Every entry needs to be duplicated exactly.

*** DATA EXCERPTS ***

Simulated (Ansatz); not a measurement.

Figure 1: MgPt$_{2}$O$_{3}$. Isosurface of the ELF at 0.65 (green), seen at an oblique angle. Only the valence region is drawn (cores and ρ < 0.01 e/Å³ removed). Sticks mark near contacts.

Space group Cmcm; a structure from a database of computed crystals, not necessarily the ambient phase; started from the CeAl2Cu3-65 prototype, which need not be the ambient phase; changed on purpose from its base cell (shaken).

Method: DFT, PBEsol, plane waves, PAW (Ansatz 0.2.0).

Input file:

*** End of DATA EXCERPTS ***

• TASK ANSWER:
Simulated (Ansatz); not a measurement.

Figure 1: MgPt$_{2}$O$_{3}$. Isosurface of the ELF at 0.65 (green), seen at an oblique angle. Only the valence region is drawn (cores and ρ < 0.01 e/Å³ removed). Sticks mark near contacts.

Space group Cmcm; a structure from a database of computed crystals, not necessarily the ambient phase; started from the CeAl2Cu3-65 prototype, which need not be the ambient phase; changed on purpose from its base cell (shaken).

Method: DFT, PBEsol, plane waves, PAW (Ansatz 0.2.0).

Input file:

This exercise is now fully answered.